REQUIRED ACTION: Your answer should be an exact copy of the lines from the start of the entries to the line containing "as they do?", both included.

Start of Block

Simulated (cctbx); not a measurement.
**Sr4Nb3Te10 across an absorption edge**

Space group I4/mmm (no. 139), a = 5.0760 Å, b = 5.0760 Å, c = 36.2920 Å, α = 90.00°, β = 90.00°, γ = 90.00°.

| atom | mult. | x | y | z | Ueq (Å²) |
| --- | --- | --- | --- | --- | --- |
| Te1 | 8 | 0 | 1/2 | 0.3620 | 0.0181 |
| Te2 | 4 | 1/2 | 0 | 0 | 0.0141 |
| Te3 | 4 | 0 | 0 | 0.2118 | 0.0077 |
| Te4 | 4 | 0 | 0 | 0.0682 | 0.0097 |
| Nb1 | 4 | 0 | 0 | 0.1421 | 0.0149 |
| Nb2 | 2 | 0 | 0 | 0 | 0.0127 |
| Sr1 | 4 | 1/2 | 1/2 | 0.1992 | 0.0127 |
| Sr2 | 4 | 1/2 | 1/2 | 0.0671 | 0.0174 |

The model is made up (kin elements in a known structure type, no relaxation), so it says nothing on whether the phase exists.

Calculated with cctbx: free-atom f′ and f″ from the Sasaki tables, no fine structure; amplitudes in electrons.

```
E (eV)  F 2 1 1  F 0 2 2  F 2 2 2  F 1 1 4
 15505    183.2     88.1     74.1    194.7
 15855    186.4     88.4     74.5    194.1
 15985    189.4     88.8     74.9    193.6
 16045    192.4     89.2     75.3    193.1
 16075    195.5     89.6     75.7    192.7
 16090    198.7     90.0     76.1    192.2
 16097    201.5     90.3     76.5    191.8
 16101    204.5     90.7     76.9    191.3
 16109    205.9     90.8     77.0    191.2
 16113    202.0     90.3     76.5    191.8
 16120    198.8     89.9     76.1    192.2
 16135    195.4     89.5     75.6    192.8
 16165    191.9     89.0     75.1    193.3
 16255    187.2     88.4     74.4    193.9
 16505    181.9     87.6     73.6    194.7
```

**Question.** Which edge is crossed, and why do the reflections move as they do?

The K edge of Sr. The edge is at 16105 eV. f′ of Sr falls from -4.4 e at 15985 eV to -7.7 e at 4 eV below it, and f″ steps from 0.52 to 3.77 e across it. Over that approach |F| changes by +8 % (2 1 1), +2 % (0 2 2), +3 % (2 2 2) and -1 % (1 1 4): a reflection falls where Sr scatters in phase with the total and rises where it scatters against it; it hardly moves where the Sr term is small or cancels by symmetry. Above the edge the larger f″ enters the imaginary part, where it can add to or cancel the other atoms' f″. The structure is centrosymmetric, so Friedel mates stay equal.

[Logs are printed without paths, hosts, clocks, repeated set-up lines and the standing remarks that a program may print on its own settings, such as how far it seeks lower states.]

End of Block

RESULT:
Simulated (cctbx); not a measurement.
**Sr4Nb3Te10 across an absorption edge**

Space group I4/mmm (no. 139), a = 5.0760 Å, b = 5.0760 Å, c = 36.2920 Å, α = 90.00°, β = 90.00°, γ = 90.00°.

| atom | mult. | x | y | z | Ueq (Å²) |
| --- | --- | --- | --- | --- | --- |
| Te1 | 8 | 0 | 1/2 | 0.3620 | 0.0181 |
| Te2 | 4 | 1/2 | 0 | 0 | 0.0141 |
| Te3 | 4 | 0 | 0 | 0.2118 | 0.0077 |
| Te4 | 4 | 0 | 0 | 0.0682 | 0.0097 |
| Nb1 | 4 | 0 | 0 | 0.1421 | 0.0149 |
| Nb2 | 2 | 0 | 0 | 0 | 0.0127 |
| Sr1 | 4 | 1/2 | 1/2 | 0.1992 | 0.0127 |
| Sr2 | 4 | 1/2 | 1/2 | 0.0671 | 0.0174 |

The model is made up (kin elements in a known structure type, no relaxation), so it says nothing on whether the phase exists.

Calculated with cctbx: free-atom f′ and f″ from the Sasaki tables, no fine structure; amplitudes in electrons.

```
E (eV)  F 2 1 1  F 0 2 2  F 2 2 2  F 1 1 4
 15505    183.2     88.1     74.1    194.7
 15855    186.4     88.4     74.5    194.1
 15985    189.4     88.8     74.9    193.6
 16045    192.4     89.2     75.3    193.1
 16075    195.5     89.6     75.7    192.7
 16090    198.7     90.0     76.1    192.2
 16097    201.5     90.3     76.5    191.8
 16101    204.5     90.7     76.9    191.3
 16109    205.9     90.8     77.0    191.2
 16113    202.0     90.3     76.5    191.8
 16120    198.8     89.9     76.1    192.2
 16135    195.4     89.5     75.6    192.8
 16165    191.9     89.0     75.1    193.3
 16255    187.2     88.4     74.4    193.9
 16505    181.9     87.6     73.6    194.7
```

**Question.** Which edge is crossed, and why do the reflections move as they do?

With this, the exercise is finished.